[[ SUPPLIED INFORMATION, beginning ]]

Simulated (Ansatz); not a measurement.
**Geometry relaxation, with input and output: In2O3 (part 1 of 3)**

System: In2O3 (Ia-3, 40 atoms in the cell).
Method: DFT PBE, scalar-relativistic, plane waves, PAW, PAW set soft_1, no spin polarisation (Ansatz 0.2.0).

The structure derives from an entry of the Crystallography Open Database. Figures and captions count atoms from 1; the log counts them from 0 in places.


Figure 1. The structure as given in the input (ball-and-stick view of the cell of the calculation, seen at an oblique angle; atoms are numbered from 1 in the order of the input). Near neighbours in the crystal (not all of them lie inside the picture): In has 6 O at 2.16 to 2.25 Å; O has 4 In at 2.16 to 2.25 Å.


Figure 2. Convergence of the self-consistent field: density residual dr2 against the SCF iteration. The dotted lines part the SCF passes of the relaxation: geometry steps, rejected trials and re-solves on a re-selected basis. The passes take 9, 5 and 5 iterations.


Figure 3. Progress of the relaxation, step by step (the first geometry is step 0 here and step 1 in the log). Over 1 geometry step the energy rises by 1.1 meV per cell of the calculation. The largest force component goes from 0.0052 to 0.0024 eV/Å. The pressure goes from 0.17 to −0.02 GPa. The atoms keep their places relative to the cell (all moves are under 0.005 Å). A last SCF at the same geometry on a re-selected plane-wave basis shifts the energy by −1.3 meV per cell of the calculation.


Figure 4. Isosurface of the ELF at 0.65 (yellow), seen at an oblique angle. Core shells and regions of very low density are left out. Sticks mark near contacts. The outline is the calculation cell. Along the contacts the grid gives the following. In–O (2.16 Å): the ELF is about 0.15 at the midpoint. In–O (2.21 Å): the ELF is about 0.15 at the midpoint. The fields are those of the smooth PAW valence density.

[[ SUPPLIED INFORMATION, end ]]

## [WORK INSTRUCTION]
Transcribe the material exactly, stopping after the "Figure 3. Progress" line.

## [WRITTEN ANSWER]
Simulated (Ansatz); not a measurement.
**Geometry relaxation, with input and output: In2O3 (part 1 of 3)**

System: In2O3 (Ia-3, 40 atoms in the cell).
Method: DFT PBE, scalar-relativistic, plane waves, PAW, PAW set soft_1, no spin polarisation (Ansatz 0.2.0).

The structure derives from an entry of the Crystallography Open Database. Figures and captions count atoms from 1; the log counts them from 0 in places.


Figure 1. The structure as given in the input (ball-and-stick view of the cell of the calculation, seen at an oblique angle; atoms are numbered from 1 in the order of the input). Near neighbours in the crystal (not all of them lie inside the picture): In has 6 O at 2.16 to 2.25 Å; O has 4 In at 2.16 to 2.25 Å.


Figure 2. Convergence of the self-consistent field: density residual dr2 against the SCF iteration. The dotted lines part the SCF passes of the relaxation: geometry steps, rejected trials and re-solves on a re-selected basis. The passes take 9, 5 and 5 iterations.


Figure 3. Progress of the relaxation, step by step (the first geometry is step 0 here and step 1 in the log). Over 1 geometry step the energy rises by 1.1 meV per cell of the calculation. The largest force component goes from 0.0052 to 0.0024 eV/Å. The pressure goes from 0.17 to −0.02 GPa. The atoms keep their places relative to the cell (all moves are under 0.005 Å). A last SCF at the same geometry on a re-selected plane-wave basis shifts the energy by −1.3 meV per cell of the calculation.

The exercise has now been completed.